EXERCISE: Copy the complete listing exactly as shown.

..............................

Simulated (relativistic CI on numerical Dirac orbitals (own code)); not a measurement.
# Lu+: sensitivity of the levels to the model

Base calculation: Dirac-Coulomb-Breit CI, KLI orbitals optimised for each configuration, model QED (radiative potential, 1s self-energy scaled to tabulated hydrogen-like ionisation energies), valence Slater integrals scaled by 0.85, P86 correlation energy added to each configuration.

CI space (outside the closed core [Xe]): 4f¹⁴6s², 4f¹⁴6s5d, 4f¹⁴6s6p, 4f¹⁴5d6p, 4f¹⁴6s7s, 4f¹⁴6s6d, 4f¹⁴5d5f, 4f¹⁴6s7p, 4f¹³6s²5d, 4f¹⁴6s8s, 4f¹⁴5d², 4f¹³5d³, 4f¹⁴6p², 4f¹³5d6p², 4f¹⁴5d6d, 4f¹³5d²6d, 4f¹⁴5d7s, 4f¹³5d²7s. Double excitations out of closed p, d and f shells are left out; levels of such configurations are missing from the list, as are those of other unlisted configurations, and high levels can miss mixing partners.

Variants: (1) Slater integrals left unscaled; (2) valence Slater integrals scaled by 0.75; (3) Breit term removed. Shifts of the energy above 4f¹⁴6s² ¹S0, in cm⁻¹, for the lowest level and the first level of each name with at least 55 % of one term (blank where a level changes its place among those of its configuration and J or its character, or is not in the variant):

..............................

WORKED SOLUTION:
Simulated (relativistic CI on numerical Dirac orbitals (own code)); not a measurement.
# Lu+: sensitivity of the levels to the model

Base calculation: Dirac-Coulomb-Breit CI, KLI orbitals optimised for each configuration, model QED (radiative potential, 1s self-energy scaled to tabulated hydrogen-like ionisation energies), valence Slater integrals scaled by 0.85, P86 correlation energy added to each configuration.

CI space (outside the closed core [Xe]): 4f¹⁴6s², 4f¹⁴6s5d, 4f¹⁴6s6p, 4f¹⁴5d6p, 4f¹⁴6s7s, 4f¹⁴6s6d, 4f¹⁴5d5f, 4f¹⁴6s7p, 4f¹³6s²5d, 4f¹⁴6s8s, 4f¹⁴5d², 4f¹³5d³, 4f¹⁴6p², 4f¹³5d6p², 4f¹⁴5d6d, 4f¹³5d²6d, 4f¹⁴5d7s, 4f¹³5d²7s. Double excitations out of closed p, d and f shells are left out; levels of such configurations are missing from the list, as are those of other unlisted configurations, and high levels can miss mixing partners.

Variants: (1) Slater integrals left unscaled; (2) valence Slater integrals scaled by 0.75; (3) Breit term removed. Shifts of the energy above 4f¹⁴6s² ¹S0, in cm⁻¹, for the lowest level and the first level of each name with at least 55 % of one term (blank where a level changes its place among those of its configuration and J or its character, or is not in the variant):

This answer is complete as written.